Dataset extract -
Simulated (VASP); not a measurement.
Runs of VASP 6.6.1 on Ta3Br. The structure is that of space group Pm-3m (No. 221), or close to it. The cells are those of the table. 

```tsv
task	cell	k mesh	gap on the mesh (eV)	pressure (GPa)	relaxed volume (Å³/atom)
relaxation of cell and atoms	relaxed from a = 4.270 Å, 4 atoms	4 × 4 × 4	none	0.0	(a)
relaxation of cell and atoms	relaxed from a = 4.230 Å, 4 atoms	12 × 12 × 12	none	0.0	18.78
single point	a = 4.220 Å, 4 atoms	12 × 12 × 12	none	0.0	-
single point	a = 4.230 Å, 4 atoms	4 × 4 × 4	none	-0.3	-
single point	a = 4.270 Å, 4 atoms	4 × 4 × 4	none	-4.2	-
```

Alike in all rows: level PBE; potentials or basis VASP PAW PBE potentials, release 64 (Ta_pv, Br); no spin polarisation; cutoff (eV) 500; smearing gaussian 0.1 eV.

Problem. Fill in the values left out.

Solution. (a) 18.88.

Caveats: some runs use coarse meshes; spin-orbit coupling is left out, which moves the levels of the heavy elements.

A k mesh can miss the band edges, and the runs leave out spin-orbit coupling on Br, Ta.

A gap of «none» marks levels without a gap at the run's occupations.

Task item -
Up to and including the line with "A k mesh can", restate the records above word for word from the very first line.

Task answer -
Simulated (VASP); not a measurement.
Runs of VASP 6.6.1 on Ta3Br. The structure is that of space group Pm-3m (No. 221), or close to it. The cells are those of the table. 

```tsv
task	cell	k mesh	gap on the mesh (eV)	pressure (GPa)	relaxed volume (Å³/atom)
relaxation of cell and atoms	relaxed from a = 4.270 Å, 4 atoms	4 × 4 × 4	none	0.0	(a)
relaxation of cell and atoms	relaxed from a = 4.230 Å, 4 atoms	12 × 12 × 12	none	0.0	18.78
single point	a = 4.220 Å, 4 atoms	12 × 12 × 12	none	0.0	-
single point	a = 4.230 Å, 4 atoms	4 × 4 × 4	none	-0.3	-
single point	a = 4.270 Å, 4 atoms	4 × 4 × 4	none	-4.2	-
```

Alike in all rows: level PBE; potentials or basis VASP PAW PBE potentials, release 64 (Ta_pv, Br); no spin polarisation; cutoff (eV) 500; smearing gaussian 0.1 eV.

Problem. Fill in the values left out.

Solution. (a) 18.88.

Caveats: some runs use coarse meshes; spin-orbit coupling is left out, which moves the levels of the heavy elements.

A k mesh can miss the band edges, and the runs leave out spin-orbit coupling on Br, Ta.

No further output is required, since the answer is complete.